| ACTION ITEM |
Give back the data below exactly, with every line kept the same.

________________________________________
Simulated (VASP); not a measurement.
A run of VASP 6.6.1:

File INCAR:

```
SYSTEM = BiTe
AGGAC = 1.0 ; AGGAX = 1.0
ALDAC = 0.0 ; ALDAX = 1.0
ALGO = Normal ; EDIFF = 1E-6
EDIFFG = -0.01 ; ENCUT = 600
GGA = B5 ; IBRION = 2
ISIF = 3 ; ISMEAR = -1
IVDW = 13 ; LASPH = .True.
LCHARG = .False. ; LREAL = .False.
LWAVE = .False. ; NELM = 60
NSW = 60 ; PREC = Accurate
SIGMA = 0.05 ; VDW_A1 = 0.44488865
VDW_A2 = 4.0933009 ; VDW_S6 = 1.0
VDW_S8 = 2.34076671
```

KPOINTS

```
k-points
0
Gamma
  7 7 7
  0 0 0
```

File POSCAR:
________________________________________

| EXERCISE RESULT |
Simulated (VASP); not a measurement.
A run of VASP 6.6.1:

File INCAR:

```
SYSTEM = BiTe
AGGAC = 1.0 ; AGGAX = 1.0
ALDAC = 0.0 ; ALDAX = 1.0
ALGO = Normal ; EDIFF = 1E-6
EDIFFG = -0.01 ; ENCUT = 600
GGA = B5 ; IBRION = 2
ISIF = 3 ; ISMEAR = -1
IVDW = 13 ; LASPH = .True.
LCHARG = .False. ; LREAL = .False.
LWAVE = .False. ; NELM = 60
NSW = 60 ; PREC = Accurate
SIGMA = 0.05 ; VDW_A1 = 0.44488865
VDW_A2 = 4.0933009 ; VDW_S6 = 1.0
VDW_S8 = 2.34076671
```

KPOINTS

```
k-points
0
Gamma
  7 7 7
  0 0 0
```

File POSCAR:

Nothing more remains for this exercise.